== Segment start ==

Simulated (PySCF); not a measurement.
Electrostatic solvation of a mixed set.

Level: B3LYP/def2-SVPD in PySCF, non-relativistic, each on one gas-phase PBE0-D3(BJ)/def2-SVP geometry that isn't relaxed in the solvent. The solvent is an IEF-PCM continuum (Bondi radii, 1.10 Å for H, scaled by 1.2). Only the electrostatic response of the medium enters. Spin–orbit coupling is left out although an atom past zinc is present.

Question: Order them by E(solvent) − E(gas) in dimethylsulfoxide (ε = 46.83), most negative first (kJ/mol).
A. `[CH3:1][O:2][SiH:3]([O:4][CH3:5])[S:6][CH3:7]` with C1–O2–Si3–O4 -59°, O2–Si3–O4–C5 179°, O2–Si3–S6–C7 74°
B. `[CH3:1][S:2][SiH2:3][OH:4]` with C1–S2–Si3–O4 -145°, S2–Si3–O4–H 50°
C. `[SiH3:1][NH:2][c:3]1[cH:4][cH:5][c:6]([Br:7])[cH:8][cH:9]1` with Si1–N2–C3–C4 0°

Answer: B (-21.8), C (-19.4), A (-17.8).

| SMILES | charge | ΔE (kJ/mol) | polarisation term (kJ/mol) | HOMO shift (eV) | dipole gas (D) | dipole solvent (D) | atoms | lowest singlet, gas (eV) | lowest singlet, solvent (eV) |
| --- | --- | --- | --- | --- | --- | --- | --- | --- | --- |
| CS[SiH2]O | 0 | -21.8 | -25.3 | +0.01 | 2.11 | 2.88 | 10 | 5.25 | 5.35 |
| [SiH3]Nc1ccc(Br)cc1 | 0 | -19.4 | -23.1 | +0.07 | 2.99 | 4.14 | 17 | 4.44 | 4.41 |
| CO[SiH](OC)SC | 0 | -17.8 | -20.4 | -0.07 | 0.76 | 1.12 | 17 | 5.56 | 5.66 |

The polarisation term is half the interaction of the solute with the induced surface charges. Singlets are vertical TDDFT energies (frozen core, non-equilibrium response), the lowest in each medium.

== Segment end ==

● **ASSIGNED TASK**:
Out of the data above, transcribe exactly and only the lines starting with the line that has "Question: Order them" and going on through the line that has "-145°, S2–Si3–O4–H 50°", both included.

● **EXERCISE OUTPUT**:
Question: Order them by E(solvent) − E(gas) in dimethylsulfoxide (ε = 46.83), most negative first (kJ/mol).
A. `[CH3:1][O:2][SiH:3]([O:4][CH3:5])[S:6][CH3:7]` with C1–O2–Si3–O4 -59°, O2–Si3–O4–C5 179°, O2–Si3–S6–C7 74°
B. `[CH3:1][S:2][SiH2:3][OH:4]` with C1–S2–Si3–O4 -145°, S2–Si3–O4–H 50°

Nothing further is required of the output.